########################################

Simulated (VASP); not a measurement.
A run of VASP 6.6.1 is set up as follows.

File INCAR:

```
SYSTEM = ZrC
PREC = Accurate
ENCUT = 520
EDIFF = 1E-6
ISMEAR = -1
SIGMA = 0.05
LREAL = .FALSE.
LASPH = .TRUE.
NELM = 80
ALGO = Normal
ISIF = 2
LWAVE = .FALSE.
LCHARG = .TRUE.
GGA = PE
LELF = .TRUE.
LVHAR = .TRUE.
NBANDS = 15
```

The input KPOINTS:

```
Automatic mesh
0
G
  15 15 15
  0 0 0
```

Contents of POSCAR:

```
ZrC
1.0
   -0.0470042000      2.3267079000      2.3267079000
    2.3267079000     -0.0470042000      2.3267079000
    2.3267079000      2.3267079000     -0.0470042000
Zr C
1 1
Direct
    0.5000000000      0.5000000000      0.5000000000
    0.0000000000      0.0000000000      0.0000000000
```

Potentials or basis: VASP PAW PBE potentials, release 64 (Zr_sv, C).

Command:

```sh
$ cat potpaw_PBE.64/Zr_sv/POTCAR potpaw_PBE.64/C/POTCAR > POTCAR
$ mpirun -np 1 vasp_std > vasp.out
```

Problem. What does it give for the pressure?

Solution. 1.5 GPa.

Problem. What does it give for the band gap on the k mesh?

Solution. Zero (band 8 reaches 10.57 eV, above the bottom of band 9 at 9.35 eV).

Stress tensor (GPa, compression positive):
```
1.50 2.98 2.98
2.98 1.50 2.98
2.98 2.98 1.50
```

########################################

WORK REQUEST. Your task is to quote, without any alteration, the lines running from the top of the records to the line that holds "Solution. Zero (band", both included.

EXERCISE RESPONSE.
Simulated (VASP); not a measurement.
A run of VASP 6.6.1 is set up as follows.

File INCAR:

```
SYSTEM = ZrC
PREC = Accurate
ENCUT = 520
EDIFF = 1E-6
ISMEAR = -1
SIGMA = 0.05
LREAL = .FALSE.
LASPH = .TRUE.
NELM = 80
ALGO = Normal
ISIF = 2
LWAVE = .FALSE.
LCHARG = .TRUE.
GGA = PE
LELF = .TRUE.
LVHAR = .TRUE.
NBANDS = 15
```

The input KPOINTS:

```
Automatic mesh
0
G
  15 15 15
  0 0 0
```

Contents of POSCAR:

```
ZrC
1.0
   -0.0470042000      2.3267079000      2.3267079000
    2.3267079000     -0.0470042000      2.3267079000
    2.3267079000      2.3267079000     -0.0470042000
Zr C
1 1
Direct
    0.5000000000      0.5000000000      0.5000000000
    0.0000000000      0.0000000000      0.0000000000
```

Potentials or basis: VASP PAW PBE potentials, release 64 (Zr_sv, C).

Command:

```sh
$ cat potpaw_PBE.64/Zr_sv/POTCAR potpaw_PBE.64/C/POTCAR > POTCAR
$ mpirun -np 1 vasp_std > vasp.out
```

Problem. What does it give for the pressure?

Solution. 1.5 GPa.

Problem. What does it give for the band gap on the k mesh?

Solution. Zero (band 8 reaches 10.57 eV, above the bottom of band 9 at 9.35 eV).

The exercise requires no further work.